* _Assignment_:
Once you reach the line containing "less VASP |" in the entries below, write out that line and each one after it down to the line containing "-0.4 | +0.02 |", exactly and with nothing added.

# # #
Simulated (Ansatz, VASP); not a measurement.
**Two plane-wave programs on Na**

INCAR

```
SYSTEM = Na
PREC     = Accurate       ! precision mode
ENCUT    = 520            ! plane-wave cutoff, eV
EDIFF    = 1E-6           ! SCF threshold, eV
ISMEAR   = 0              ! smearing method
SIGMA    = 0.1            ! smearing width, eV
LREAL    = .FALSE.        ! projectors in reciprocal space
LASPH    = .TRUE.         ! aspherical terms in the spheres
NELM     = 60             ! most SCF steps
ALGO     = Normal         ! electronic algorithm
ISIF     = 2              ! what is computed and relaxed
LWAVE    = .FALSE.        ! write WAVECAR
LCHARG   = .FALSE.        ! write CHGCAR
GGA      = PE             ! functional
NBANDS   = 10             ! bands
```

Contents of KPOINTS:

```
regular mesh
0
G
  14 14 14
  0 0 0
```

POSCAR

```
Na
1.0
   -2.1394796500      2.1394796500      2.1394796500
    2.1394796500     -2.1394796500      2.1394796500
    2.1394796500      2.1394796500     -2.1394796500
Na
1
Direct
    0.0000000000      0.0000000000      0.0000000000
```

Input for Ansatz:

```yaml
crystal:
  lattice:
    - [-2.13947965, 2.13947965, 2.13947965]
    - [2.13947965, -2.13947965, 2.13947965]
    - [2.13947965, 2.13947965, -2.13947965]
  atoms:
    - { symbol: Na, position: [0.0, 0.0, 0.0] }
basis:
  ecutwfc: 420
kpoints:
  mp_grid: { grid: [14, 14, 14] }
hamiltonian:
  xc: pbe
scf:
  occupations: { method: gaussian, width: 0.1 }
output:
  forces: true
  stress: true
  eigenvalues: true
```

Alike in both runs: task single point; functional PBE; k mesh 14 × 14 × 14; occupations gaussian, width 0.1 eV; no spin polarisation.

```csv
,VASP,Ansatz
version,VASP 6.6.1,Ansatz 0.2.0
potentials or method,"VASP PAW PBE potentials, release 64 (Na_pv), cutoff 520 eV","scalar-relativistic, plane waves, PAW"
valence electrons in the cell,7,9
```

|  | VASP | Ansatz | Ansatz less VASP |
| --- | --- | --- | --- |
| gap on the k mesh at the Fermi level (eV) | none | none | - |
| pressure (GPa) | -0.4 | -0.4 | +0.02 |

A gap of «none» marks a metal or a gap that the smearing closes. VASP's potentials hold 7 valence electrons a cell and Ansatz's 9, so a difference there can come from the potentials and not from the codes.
# # #

* _Response box_:
|  | VASP | Ansatz | Ansatz less VASP |
| --- | --- | --- | --- |
| gap on the k mesh at the Fermi level (eV) | none | none | - |
| pressure (GPa) | -0.4 | -0.4 | +0.02 |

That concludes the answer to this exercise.